====== Source material ======

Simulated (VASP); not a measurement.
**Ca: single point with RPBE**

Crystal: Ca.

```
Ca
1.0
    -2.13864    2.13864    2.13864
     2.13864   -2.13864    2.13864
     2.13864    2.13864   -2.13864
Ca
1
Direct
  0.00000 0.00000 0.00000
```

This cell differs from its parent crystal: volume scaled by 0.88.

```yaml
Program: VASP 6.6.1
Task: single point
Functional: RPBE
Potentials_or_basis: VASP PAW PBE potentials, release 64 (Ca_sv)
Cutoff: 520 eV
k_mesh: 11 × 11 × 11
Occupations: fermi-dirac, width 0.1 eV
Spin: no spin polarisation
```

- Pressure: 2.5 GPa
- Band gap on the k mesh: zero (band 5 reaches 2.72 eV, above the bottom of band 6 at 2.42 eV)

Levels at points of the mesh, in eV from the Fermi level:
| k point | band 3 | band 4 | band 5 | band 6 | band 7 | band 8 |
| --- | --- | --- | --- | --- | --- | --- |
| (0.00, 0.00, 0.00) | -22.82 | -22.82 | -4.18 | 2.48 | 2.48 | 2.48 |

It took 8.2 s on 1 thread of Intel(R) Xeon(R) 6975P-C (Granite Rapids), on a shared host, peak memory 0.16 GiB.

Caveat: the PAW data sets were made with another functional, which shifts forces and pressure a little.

======

* [Assigned task] Please give again the lines above between the line holding "2.48 | 2.48 |" and the line holding "It took 8.2", inclusive, exactly as they are and with nothing added.

* [Your solution]
| (0.00, 0.00, 0.00) | -22.82 | -22.82 | -4.18 | 2.48 | 2.48 | 2.48 |

It took 8.2 s on 1 thread of Intel(R) Xeon(R) 6975P-C (Granite Rapids), on a shared host, peak memory 0.16 GiB.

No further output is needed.